Work order: Copy the listing below line for line, from its opening line to the one with "radius was used?", both included; stop there.

BEGIN Entries provided

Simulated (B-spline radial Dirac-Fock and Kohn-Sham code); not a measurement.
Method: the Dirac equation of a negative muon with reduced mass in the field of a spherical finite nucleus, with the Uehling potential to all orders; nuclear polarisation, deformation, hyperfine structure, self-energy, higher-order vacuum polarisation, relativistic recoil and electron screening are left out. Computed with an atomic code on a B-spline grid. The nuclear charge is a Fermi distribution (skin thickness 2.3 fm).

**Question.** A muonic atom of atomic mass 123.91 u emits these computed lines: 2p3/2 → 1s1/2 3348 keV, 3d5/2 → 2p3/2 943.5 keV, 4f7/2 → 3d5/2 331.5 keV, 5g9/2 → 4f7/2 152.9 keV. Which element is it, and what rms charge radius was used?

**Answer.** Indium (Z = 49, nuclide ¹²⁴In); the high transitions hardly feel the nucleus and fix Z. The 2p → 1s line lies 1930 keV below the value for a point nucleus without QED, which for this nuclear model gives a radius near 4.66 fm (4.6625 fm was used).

END Entries provided

Answer section:
Simulated (B-spline radial Dirac-Fock and Kohn-Sham code); not a measurement.
Method: the Dirac equation of a negative muon with reduced mass in the field of a spherical finite nucleus, with the Uehling potential to all orders; nuclear polarisation, deformation, hyperfine structure, self-energy, higher-order vacuum polarisation, relativistic recoil and electron screening are left out. Computed with an atomic code on a B-spline grid. The nuclear charge is a Fermi distribution (skin thickness 2.3 fm).

**Question.** A muonic atom of atomic mass 123.91 u emits these computed lines: 2p3/2 → 1s1/2 3348 keV, 3d5/2 → 2p3/2 943.5 keV, 4f7/2 → 3d5/2 331.5 keV, 5g9/2 → 4f7/2 152.9 keV. Which element is it, and what rms charge radius was used?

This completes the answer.